▶ Supplied records:
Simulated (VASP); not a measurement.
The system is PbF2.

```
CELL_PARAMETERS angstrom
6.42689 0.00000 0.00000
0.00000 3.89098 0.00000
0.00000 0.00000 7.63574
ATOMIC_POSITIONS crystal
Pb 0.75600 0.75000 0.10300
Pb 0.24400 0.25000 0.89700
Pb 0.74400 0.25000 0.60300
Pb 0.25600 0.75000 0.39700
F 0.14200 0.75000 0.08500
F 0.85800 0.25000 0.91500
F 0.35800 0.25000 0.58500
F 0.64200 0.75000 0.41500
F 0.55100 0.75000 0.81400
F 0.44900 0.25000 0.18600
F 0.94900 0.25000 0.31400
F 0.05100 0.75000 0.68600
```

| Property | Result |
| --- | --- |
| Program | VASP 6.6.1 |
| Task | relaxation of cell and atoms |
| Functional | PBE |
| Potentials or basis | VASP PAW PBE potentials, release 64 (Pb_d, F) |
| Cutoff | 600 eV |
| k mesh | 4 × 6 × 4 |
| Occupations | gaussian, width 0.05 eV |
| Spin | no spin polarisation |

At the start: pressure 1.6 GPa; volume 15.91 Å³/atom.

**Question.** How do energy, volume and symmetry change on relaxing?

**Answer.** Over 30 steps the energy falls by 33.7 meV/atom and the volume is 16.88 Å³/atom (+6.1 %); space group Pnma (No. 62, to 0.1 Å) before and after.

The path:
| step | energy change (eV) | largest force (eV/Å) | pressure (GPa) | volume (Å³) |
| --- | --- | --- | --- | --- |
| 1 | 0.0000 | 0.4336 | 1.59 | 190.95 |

▶ Work item: Please reproduce exactly the lines above, beginning with the first and ending with the line that contains "change on relaxing?", and include nothing outside that range.

▶ Your solution:
Simulated (VASP); not a measurement.
The system is PbF2.

```
CELL_PARAMETERS angstrom
6.42689 0.00000 0.00000
0.00000 3.89098 0.00000
0.00000 0.00000 7.63574
ATOMIC_POSITIONS crystal
Pb 0.75600 0.75000 0.10300
Pb 0.24400 0.25000 0.89700
Pb 0.74400 0.25000 0.60300
Pb 0.25600 0.75000 0.39700
F 0.14200 0.75000 0.08500
F 0.85800 0.25000 0.91500
F 0.35800 0.25000 0.58500
F 0.64200 0.75000 0.41500
F 0.55100 0.75000 0.81400
F 0.44900 0.25000 0.18600
F 0.94900 0.25000 0.31400
F 0.05100 0.75000 0.68600
```

| Property | Result |
| --- | --- |
| Program | VASP 6.6.1 |
| Task | relaxation of cell and atoms |
| Functional | PBE |
| Potentials or basis | VASP PAW PBE potentials, release 64 (Pb_d, F) |
| Cutoff | 600 eV |
| k mesh | 4 × 6 × 4 |
| Occupations | gaussian, width 0.05 eV |
| Spin | no spin polarisation |

At the start: pressure 1.6 GPa; volume 15.91 Å³/atom.

**Question.** How do energy, volume and symmetry change on relaxing?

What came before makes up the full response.